------ SOURCE DATA ------

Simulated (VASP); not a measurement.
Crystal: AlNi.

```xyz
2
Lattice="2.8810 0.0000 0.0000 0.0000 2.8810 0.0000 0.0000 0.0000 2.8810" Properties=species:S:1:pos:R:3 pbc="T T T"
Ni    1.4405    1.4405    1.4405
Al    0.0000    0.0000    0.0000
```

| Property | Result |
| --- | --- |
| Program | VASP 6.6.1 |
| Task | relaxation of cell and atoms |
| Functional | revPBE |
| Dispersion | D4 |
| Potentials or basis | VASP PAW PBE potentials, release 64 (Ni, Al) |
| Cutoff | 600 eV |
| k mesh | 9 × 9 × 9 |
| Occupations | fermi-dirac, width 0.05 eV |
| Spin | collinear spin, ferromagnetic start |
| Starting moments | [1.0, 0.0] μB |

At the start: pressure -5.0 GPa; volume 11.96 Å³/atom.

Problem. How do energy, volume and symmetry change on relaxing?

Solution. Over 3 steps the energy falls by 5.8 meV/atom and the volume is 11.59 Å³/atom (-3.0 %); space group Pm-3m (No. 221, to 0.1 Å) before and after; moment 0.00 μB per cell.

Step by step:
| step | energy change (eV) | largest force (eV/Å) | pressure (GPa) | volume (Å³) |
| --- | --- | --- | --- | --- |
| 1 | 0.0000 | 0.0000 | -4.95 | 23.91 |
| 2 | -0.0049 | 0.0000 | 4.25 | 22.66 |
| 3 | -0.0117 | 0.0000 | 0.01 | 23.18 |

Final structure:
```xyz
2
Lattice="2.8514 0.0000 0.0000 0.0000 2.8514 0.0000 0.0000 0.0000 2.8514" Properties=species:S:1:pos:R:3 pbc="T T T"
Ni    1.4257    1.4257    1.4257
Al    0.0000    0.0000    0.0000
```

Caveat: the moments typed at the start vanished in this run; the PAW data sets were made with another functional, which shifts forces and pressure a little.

------

WORK ORDER
Would you set down, word for word, the lines from the opening of the entries above through the line with "Dispersion | D4 |", both included, and no others?

EXERCISE RESPONSE
Simulated (VASP); not a measurement.
Crystal: AlNi.

```xyz
2
Lattice="2.8810 0.0000 0.0000 0.0000 2.8810 0.0000 0.0000 0.0000 2.8810" Properties=species:S:1:pos:R:3 pbc="T T T"
Ni    1.4405    1.4405    1.4405
Al    0.0000    0.0000    0.0000
```

| Property | Result |
| --- | --- |
| Program | VASP 6.6.1 |
| Task | relaxation of cell and atoms |
| Functional | revPBE |
| Dispersion | D4 |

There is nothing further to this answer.